**Requirement:**
In the material below, transcribe every line from the first through the line holding "The questions are", exactly, and stop after that line.

**Source information:**
*** Begin section ***

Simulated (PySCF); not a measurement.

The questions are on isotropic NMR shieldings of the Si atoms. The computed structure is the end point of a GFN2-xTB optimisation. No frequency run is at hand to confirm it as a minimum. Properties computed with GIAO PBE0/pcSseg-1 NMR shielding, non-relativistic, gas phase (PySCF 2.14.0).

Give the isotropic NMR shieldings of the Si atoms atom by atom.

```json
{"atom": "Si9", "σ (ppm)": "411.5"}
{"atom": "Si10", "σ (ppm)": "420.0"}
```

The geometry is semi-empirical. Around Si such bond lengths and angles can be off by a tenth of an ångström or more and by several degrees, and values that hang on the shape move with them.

*** End section ***

**Answer section:**
Simulated (PySCF); not a measurement.

The questions are on isotropic NMR shieldings of the Si atoms. The computed structure is the end point of a GFN2-xTB optimisation. No frequency run is at hand to confirm it as a minimum. Properties computed with GIAO PBE0/pcSseg-1 NMR shielding, non-relativistic, gas phase (PySCF 2.14.0).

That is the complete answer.